## REQUIRED ACTION
Copy out the records that follow, leaving every character as it is.

## DATASET RECORDS
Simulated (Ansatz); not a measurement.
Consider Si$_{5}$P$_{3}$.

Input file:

## EXERCISE SOLUTION
Simulated (Ansatz); not a measurement.
Consider Si$_{5}$P$_{3}$.

Input file:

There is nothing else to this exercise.